> **Activity**
Repeat each record that follows, keeping it identical.

> **Extracted entries**
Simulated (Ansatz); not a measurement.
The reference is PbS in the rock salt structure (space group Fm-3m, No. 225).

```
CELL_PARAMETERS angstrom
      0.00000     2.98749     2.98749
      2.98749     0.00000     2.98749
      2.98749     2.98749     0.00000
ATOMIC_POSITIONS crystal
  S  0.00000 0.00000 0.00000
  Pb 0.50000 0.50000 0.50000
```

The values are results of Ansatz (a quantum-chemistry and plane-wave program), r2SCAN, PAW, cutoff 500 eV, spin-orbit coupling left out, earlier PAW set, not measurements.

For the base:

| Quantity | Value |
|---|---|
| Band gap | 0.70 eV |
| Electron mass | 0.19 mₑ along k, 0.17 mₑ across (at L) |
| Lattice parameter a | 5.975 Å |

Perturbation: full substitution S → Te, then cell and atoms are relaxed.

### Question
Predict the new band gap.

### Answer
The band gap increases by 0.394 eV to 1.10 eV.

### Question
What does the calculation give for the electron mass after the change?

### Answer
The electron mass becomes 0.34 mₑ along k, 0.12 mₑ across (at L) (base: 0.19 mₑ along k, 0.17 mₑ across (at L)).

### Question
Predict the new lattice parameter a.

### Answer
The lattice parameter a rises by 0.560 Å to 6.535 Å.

> **Answer space**
Simulated (Ansatz); not a measurement.
The reference is PbS in the rock salt structure (space group Fm-3m, No. 225).

```
CELL_PARAMETERS angstrom
      0.00000     2.98749     2.98749
      2.98749     0.00000     2.98749
      2.98749     2.98749     0.00000
ATOMIC_POSITIONS crystal
  S  0.00000 0.00000 0.00000
  Pb 0.50000 0.50000 0.50000
```

The values are results of Ansatz (a quantum-chemistry and plane-wave program), r2SCAN, PAW, cutoff 500 eV, spin-orbit coupling left out, earlier PAW set, not measurements.

For the base:

| Quantity | Value |
|---|---|
| Band gap | 0.70 eV |
| Electron mass | 0.19 mₑ along k, 0.17 mₑ across (at L) |
| Lattice parameter a | 5.975 Å |

Perturbation: full substitution S → Te, then cell and atoms are relaxed.

### Question
Predict the new band gap.

### Answer
The band gap increases by 0.394 eV to 1.10 eV.

### Question
What does the calculation give for the electron mass after the change?

### Answer
The electron mass becomes 0.34 mₑ along k, 0.12 mₑ across (at L) (base: 0.19 mₑ along k, 0.17 mₑ across (at L)).

### Question
Predict the new lattice parameter a.

### Answer
The lattice parameter a rises by 0.560 Å to 6.535 Å.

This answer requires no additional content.